» Work instruction
Copy the records below word for word. Stop after the line that contains "Caveats: all runs".

» Supplied material
====================
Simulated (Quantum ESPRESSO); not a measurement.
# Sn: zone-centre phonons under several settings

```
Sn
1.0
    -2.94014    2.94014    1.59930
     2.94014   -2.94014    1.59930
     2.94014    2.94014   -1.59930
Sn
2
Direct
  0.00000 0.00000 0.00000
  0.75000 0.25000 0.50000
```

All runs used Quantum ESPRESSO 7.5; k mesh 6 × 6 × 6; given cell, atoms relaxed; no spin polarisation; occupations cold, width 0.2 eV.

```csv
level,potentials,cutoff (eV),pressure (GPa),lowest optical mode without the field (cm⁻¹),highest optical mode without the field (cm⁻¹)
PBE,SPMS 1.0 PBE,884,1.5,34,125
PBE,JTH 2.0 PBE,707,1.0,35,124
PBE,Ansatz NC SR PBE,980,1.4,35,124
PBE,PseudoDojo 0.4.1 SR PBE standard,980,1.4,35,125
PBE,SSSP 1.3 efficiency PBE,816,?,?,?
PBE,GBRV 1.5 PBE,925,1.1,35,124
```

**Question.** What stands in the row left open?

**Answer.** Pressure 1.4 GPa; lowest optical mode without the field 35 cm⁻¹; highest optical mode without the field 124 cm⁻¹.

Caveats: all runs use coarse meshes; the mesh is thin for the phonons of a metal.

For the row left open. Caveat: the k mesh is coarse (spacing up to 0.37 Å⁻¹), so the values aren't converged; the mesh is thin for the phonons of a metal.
====================

» Exercise solution
Simulated (Quantum ESPRESSO); not a measurement.
# Sn: zone-centre phonons under several settings

```
Sn
1.0
    -2.94014    2.94014    1.59930
     2.94014   -2.94014    1.59930
     2.94014    2.94014   -1.59930
Sn
2
Direct
  0.00000 0.00000 0.00000
  0.75000 0.25000 0.50000
```

All runs used Quantum ESPRESSO 7.5; k mesh 6 × 6 × 6; given cell, atoms relaxed; no spin polarisation; occupations cold, width 0.2 eV.

```csv
level,potentials,cutoff (eV),pressure (GPa),lowest optical mode without the field (cm⁻¹),highest optical mode without the field (cm⁻¹)
PBE,SPMS 1.0 PBE,884,1.5,34,125
PBE,JTH 2.0 PBE,707,1.0,35,124
PBE,Ansatz NC SR PBE,980,1.4,35,124
PBE,PseudoDojo 0.4.1 SR PBE standard,980,1.4,35,125
PBE,SSSP 1.3 efficiency PBE,816,?,?,?
PBE,GBRV 1.5 PBE,925,1.1,35,124
```

**Question.** What stands in the row left open?

**Answer.** Pressure 1.4 GPa; lowest optical mode without the field 35 cm⁻¹; highest optical mode without the field 124 cm⁻¹.

Caveats: all runs use coarse meshes; the mesh is thin for the phonons of a metal.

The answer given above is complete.